=== Begin Enclosure ===

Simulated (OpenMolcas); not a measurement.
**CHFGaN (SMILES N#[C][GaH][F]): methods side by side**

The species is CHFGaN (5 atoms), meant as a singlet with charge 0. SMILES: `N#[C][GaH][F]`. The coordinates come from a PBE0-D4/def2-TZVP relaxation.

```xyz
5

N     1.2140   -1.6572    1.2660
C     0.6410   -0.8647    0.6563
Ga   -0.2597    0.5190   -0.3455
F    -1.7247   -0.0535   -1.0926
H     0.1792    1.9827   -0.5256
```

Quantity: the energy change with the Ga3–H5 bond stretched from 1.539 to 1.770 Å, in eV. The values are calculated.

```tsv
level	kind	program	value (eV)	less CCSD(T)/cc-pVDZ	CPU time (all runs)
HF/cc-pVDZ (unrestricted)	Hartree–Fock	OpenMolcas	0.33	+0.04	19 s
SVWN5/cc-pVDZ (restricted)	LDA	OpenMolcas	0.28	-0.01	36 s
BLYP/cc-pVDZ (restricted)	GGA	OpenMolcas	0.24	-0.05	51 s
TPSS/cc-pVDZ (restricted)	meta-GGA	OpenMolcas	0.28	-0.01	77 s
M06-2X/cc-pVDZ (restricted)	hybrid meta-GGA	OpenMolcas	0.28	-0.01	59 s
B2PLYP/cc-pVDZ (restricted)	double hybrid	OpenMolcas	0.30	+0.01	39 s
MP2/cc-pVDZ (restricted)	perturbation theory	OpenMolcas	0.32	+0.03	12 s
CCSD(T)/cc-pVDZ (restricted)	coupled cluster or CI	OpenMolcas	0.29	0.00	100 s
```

=== End Enclosure ===

Work request >> Please output only the lines from the first line of the entries through the line with "Quantity: the energy", both included, exactly as written.

Response box >>
Simulated (OpenMolcas); not a measurement.
**CHFGaN (SMILES N#[C][GaH][F]): methods side by side**

The species is CHFGaN (5 atoms), meant as a singlet with charge 0. SMILES: `N#[C][GaH][F]`. The coordinates come from a PBE0-D4/def2-TZVP relaxation.

```xyz
5

N     1.2140   -1.6572    1.2660
C     0.6410   -0.8647    0.6563
Ga   -0.2597    0.5190   -0.3455
F    -1.7247   -0.0535   -1.0926
H     0.1792    1.9827   -0.5256
```

Quantity: the energy change with the Ga3–H5 bond stretched from 1.539 to 1.770 Å, in eV. The values are calculated.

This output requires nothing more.